**Required action**
From the first record to the last, write each one out again exactly.

**Study material**
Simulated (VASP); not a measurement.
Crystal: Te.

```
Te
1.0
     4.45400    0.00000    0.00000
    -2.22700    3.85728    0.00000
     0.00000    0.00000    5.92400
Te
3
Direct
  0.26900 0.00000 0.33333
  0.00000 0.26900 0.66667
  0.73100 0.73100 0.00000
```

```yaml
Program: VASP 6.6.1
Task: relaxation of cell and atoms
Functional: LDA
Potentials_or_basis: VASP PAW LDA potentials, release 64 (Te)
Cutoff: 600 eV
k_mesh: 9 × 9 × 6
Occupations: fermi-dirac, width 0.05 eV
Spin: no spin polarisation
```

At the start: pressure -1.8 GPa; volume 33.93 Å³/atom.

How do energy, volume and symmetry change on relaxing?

**Your solution**
Simulated (VASP); not a measurement.
Crystal: Te.

```
Te
1.0
     4.45400    0.00000    0.00000
    -2.22700    3.85728    0.00000
     0.00000    0.00000    5.92400
Te
3
Direct
  0.26900 0.00000 0.33333
  0.00000 0.26900 0.66667
  0.73100 0.73100 0.00000
```

```yaml
Program: VASP 6.6.1
Task: relaxation of cell and atoms
Functional: LDA
Potentials_or_basis: VASP PAW LDA potentials, release 64 (Te)
Cutoff: 600 eV
k_mesh: 9 × 9 × 6
Occupations: fermi-dirac, width 0.05 eV
Spin: no spin polarisation
```

At the start: pressure -1.8 GPa; volume 33.93 Å³/atom.

How do energy, volume and symmetry change on relaxing?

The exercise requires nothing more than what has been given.